(AVAILABLE DATA)

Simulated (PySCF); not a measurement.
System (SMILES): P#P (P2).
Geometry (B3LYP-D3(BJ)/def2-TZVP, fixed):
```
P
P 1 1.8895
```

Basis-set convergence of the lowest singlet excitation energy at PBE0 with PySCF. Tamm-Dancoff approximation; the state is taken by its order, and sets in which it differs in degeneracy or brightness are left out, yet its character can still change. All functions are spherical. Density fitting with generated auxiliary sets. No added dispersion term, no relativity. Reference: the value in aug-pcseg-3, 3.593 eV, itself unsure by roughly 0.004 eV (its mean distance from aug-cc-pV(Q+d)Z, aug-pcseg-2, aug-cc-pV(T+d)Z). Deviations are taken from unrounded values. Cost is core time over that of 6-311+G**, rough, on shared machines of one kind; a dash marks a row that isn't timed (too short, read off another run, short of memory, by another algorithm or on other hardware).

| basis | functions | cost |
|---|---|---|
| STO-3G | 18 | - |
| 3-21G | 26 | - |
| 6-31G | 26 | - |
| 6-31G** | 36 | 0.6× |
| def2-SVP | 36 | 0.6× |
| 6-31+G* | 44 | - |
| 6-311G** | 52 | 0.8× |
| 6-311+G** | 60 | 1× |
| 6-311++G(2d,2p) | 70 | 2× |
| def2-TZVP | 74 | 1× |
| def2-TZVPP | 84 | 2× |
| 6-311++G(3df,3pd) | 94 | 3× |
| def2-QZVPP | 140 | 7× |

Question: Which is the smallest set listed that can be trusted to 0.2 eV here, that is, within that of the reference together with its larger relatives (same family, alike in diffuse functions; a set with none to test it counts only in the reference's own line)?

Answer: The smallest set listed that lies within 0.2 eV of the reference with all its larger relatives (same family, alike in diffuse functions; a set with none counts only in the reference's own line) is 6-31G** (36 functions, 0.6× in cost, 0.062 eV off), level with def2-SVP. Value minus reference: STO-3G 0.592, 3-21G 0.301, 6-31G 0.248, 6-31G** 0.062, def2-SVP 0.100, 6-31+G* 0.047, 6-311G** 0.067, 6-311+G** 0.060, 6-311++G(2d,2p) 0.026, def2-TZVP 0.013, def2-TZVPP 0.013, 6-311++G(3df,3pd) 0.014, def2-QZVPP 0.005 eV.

(End AVAILABLE DATA)

### ASSIGNED TASK:
After locating the line that contains "3-21G | 26 | - |", please copy exactly every line from the start of the records through it, and nothing else.

### RESULT:
Simulated (PySCF); not a measurement.
System (SMILES): P#P (P2).
Geometry (B3LYP-D3(BJ)/def2-TZVP, fixed):
```
P
P 1 1.8895
```

Basis-set convergence of the lowest singlet excitation energy at PBE0 with PySCF. Tamm-Dancoff approximation; the state is taken by its order, and sets in which it differs in degeneracy or brightness are left out, yet its character can still change. All functions are spherical. Density fitting with generated auxiliary sets. No added dispersion term, no relativity. Reference: the value in aug-pcseg-3, 3.593 eV, itself unsure by roughly 0.004 eV (its mean distance from aug-cc-pV(Q+d)Z, aug-pcseg-2, aug-cc-pV(T+d)Z). Deviations are taken from unrounded values. Cost is core time over that of 6-311+G**, rough, on shared machines of one kind; a dash marks a row that isn't timed (too short, read off another run, short of memory, by another algorithm or on other hardware).

| basis | functions | cost |
|---|---|---|
| STO-3G | 18 | - |
| 3-21G | 26 | - |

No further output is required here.